**Work item**
Type out the full set of entries again, unchanged.

··· Data supplied ···

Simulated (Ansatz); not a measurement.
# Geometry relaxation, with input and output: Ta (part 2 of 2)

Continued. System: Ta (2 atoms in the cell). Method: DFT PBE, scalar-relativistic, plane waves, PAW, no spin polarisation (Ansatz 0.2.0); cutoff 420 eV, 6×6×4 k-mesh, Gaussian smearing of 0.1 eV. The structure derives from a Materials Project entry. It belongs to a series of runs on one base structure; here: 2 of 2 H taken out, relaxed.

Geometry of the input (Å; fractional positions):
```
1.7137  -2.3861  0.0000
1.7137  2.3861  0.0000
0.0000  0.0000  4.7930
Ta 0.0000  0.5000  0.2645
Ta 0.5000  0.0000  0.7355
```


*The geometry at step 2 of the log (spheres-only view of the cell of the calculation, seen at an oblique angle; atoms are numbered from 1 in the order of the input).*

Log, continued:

···

**Task response**
Simulated (Ansatz); not a measurement.
# Geometry relaxation, with input and output: Ta (part 2 of 2)

Continued. System: Ta (2 atoms in the cell). Method: DFT PBE, scalar-relativistic, plane waves, PAW, no spin polarisation (Ansatz 0.2.0); cutoff 420 eV, 6×6×4 k-mesh, Gaussian smearing of 0.1 eV. The structure derives from a Materials Project entry. It belongs to a series of runs on one base structure; here: 2 of 2 H taken out, relaxed.

Geometry of the input (Å; fractional positions):
```
1.7137  -2.3861  0.0000
1.7137  2.3861  0.0000
0.0000  0.0000  4.7930
Ta 0.0000  0.5000  0.2645
Ta 0.5000  0.0000  0.7355
```


*The geometry at step 2 of the log (spheres-only view of the cell of the calculation, seen at an oblique angle; atoms are numbered from 1 in the order of the input).*

Log, continued:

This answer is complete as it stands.